### Action item:
What is needed is a verbatim copy of each record below.

○ ○ ○ ○

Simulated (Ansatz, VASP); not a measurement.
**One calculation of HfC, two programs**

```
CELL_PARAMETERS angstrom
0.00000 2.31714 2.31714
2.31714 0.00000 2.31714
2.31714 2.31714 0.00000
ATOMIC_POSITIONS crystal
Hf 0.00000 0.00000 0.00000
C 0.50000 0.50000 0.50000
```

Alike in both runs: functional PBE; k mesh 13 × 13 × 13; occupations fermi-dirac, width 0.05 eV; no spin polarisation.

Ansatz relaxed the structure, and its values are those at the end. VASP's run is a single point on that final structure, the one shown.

○ ○ ○ ○

### Response box:
Simulated (Ansatz, VASP); not a measurement.
**One calculation of HfC, two programs**

```
CELL_PARAMETERS angstrom
0.00000 2.31714 2.31714
2.31714 0.00000 2.31714
2.31714 2.31714 0.00000
ATOMIC_POSITIONS crystal
Hf 0.00000 0.00000 0.00000
C 0.50000 0.50000 0.50000
```

Alike in both runs: functional PBE; k mesh 13 × 13 × 13; occupations fermi-dirac, width 0.05 eV; no spin polarisation.

Ansatz relaxed the structure, and its values are those at the end. VASP's run is a single point on that final structure, the one shown.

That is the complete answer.